### ASSIGNMENT
Would you set down all of the entries below exactly as they stand?

### EXTRACTED ENTRIES
• • • • •

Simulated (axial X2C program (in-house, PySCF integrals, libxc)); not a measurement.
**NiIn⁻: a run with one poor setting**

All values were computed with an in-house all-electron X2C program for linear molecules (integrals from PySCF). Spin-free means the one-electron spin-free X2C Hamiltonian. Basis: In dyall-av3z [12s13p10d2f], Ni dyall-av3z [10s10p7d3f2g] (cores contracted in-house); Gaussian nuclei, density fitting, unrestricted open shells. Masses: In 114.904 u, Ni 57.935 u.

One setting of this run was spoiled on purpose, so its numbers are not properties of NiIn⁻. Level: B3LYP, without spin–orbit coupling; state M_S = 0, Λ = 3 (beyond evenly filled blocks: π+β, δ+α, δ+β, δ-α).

• • • • •

### EXERCISE RESULT
Simulated (axial X2C program (in-house, PySCF integrals, libxc)); not a measurement.
**NiIn⁻: a run with one poor setting**

All values were computed with an in-house all-electron X2C program for linear molecules (integrals from PySCF). Spin-free means the one-electron spin-free X2C Hamiltonian. Basis: In dyall-av3z [12s13p10d2f], Ni dyall-av3z [10s10p7d3f2g] (cores contracted in-house); Gaussian nuclei, density fitting, unrestricted open shells. Masses: In 114.904 u, Ni 57.935 u.

One setting of this run was spoiled on purpose, so its numbers are not properties of NiIn⁻. Level: B3LYP, without spin–orbit coupling; state M_S = 0, Λ = 3 (beyond evenly filled blocks: π+β, δ+α, δ+β, δ-α).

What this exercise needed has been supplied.